(Required action) If anything in the data looks odd, keep it anyway and write the whole listing out unchanged.

=====
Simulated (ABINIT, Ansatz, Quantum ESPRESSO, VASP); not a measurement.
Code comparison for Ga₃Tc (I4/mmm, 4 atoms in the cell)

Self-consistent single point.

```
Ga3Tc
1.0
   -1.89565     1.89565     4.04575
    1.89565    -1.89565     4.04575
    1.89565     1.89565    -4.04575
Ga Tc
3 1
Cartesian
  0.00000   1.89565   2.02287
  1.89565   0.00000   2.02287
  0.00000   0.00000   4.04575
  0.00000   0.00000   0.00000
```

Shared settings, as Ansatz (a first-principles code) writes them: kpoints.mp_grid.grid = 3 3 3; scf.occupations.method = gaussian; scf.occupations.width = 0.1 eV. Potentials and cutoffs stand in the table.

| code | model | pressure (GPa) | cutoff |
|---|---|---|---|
=====

(Response box)
Simulated (ABINIT, Ansatz, Quantum ESPRESSO, VASP); not a measurement.
Code comparison for Ga₃Tc (I4/mmm, 4 atoms in the cell)

Self-consistent single point.

```
Ga3Tc
1.0
   -1.89565     1.89565     4.04575
    1.89565    -1.89565     4.04575
    1.89565     1.89565    -4.04575
Ga Tc
3 1
Cartesian
  0.00000   1.89565   2.02287
  1.89565   0.00000   2.02287
  0.00000   0.00000   4.04575
  0.00000   0.00000   0.00000
```

Shared settings, as Ansatz (a first-principles code) writes them: kpoints.mp_grid.grid = 3 3 3; scf.occupations.method = gaussian; scf.occupations.width = 0.1 eV. Potentials and cutoffs stand in the table.

| code | model | pressure (GPa) | cutoff |
|---|---|---|---|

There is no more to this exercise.